§ **ACTIVITY**:
Nothing but the lines from the start of the records through the line that contains "Ansatz (a program" is to be copied, and each is to be copied exactly.

§ **SUPPLIED MATERIAL**:
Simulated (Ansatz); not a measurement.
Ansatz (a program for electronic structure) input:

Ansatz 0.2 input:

§ **EXERCISE RESULT**:
Simulated (Ansatz); not a measurement.
Ansatz (a program for electronic structure) input:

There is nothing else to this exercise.